◆ Information provided
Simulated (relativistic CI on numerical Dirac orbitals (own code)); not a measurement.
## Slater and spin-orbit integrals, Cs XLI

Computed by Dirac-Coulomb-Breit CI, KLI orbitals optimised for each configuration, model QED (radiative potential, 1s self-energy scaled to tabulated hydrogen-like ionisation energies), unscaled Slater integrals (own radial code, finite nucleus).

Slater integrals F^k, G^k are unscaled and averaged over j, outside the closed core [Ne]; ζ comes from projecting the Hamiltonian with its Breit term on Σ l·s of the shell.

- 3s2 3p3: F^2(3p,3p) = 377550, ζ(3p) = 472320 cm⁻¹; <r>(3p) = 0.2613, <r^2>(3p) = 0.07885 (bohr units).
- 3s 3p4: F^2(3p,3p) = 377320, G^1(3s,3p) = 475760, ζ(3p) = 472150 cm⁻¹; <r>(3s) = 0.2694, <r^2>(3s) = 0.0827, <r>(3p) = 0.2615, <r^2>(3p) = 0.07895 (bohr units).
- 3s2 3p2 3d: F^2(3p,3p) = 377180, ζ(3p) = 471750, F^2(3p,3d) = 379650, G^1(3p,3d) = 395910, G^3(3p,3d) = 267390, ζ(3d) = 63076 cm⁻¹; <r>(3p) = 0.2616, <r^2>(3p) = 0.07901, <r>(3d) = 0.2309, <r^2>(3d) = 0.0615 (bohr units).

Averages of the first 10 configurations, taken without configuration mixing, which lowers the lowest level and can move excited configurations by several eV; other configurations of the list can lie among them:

◆ Work task
Your answer must be an exact copy of all the entries.

◆ Written reply
Simulated (relativistic CI on numerical Dirac orbitals (own code)); not a measurement.
## Slater and spin-orbit integrals, Cs XLI

Computed by Dirac-Coulomb-Breit CI, KLI orbitals optimised for each configuration, model QED (radiative potential, 1s self-energy scaled to tabulated hydrogen-like ionisation energies), unscaled Slater integrals (own radial code, finite nucleus).

Slater integrals F^k, G^k are unscaled and averaged over j, outside the closed core [Ne]; ζ comes from projecting the Hamiltonian with its Breit term on Σ l·s of the shell.

- 3s2 3p3: F^2(3p,3p) = 377550, ζ(3p) = 472320 cm⁻¹; <r>(3p) = 0.2613, <r^2>(3p) = 0.07885 (bohr units).
- 3s 3p4: F^2(3p,3p) = 377320, G^1(3s,3p) = 475760, ζ(3p) = 472150 cm⁻¹; <r>(3s) = 0.2694, <r^2>(3s) = 0.0827, <r>(3p) = 0.2615, <r^2>(3p) = 0.07895 (bohr units).
- 3s2 3p2 3d: F^2(3p,3p) = 377180, ζ(3p) = 471750, F^2(3p,3d) = 379650, G^1(3p,3d) = 395910, G^3(3p,3d) = 267390, ζ(3d) = 63076 cm⁻¹; <r>(3p) = 0.2616, <r^2>(3p) = 0.07901, <r>(3d) = 0.2309, <r^2>(3d) = 0.0615 (bohr units).

Averages of the first 10 configurations, taken without configuration mixing, which lowers the lowest level and can move excited configurations by several eV; other configurations of the list can lie among them:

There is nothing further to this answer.